-- Entries shown --
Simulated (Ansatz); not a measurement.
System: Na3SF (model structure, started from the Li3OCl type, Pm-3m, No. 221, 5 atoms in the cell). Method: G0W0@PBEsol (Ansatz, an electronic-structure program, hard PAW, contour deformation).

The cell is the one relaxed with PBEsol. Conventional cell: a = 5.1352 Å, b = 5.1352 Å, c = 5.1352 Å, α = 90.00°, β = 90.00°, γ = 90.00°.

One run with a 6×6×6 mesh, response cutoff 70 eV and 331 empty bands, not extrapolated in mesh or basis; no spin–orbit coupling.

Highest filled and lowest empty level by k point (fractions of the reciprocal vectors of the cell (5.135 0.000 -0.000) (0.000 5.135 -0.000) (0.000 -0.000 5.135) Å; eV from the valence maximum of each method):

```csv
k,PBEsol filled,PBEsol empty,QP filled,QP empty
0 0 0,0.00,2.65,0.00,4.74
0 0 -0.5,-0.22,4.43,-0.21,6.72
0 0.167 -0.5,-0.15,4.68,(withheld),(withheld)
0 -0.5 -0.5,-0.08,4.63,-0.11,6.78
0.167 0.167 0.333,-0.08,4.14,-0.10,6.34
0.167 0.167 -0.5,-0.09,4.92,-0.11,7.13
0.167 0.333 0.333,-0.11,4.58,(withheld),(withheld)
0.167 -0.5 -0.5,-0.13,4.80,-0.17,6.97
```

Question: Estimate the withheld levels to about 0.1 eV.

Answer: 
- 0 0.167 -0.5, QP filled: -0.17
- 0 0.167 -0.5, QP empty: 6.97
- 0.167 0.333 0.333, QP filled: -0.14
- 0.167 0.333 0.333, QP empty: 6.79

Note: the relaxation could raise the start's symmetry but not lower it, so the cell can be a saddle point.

-- Action item --
In the answer, each line of the data must appear exactly as written.

-- Result --
Simulated (Ansatz); not a measurement.
System: Na3SF (model structure, started from the Li3OCl type, Pm-3m, No. 221, 5 atoms in the cell). Method: G0W0@PBEsol (Ansatz, an electronic-structure program, hard PAW, contour deformation).

The cell is the one relaxed with PBEsol. Conventional cell: a = 5.1352 Å, b = 5.1352 Å, c = 5.1352 Å, α = 90.00°, β = 90.00°, γ = 90.00°.

One run with a 6×6×6 mesh, response cutoff 70 eV and 331 empty bands, not extrapolated in mesh or basis; no spin–orbit coupling.

Highest filled and lowest empty level by k point (fractions of the reciprocal vectors of the cell (5.135 0.000 -0.000) (0.000 5.135 -0.000) (0.000 -0.000 5.135) Å; eV from the valence maximum of each method):

```csv
k,PBEsol filled,PBEsol empty,QP filled,QP empty
0 0 0,0.00,2.65,0.00,4.74
0 0 -0.5,-0.22,4.43,-0.21,6.72
0 0.167 -0.5,-0.15,4.68,(withheld),(withheld)
0 -0.5 -0.5,-0.08,4.63,-0.11,6.78
0.167 0.167 0.333,-0.08,4.14,-0.10,6.34
0.167 0.167 -0.5,-0.09,4.92,-0.11,7.13
0.167 0.333 0.333,-0.11,4.58,(withheld),(withheld)
0.167 -0.5 -0.5,-0.13,4.80,-0.17,6.97
```

Question: Estimate the withheld levels to about 0.1 eV.

Answer: 
- 0 0.167 -0.5, QP filled: -0.17
- 0 0.167 -0.5, QP empty: 6.97
- 0.167 0.333 0.333, QP filled: -0.14
- 0.167 0.333 0.333, QP empty: 6.79

Note: the relaxation could raise the start's symmetry but not lower it, so the cell can be a saddle point.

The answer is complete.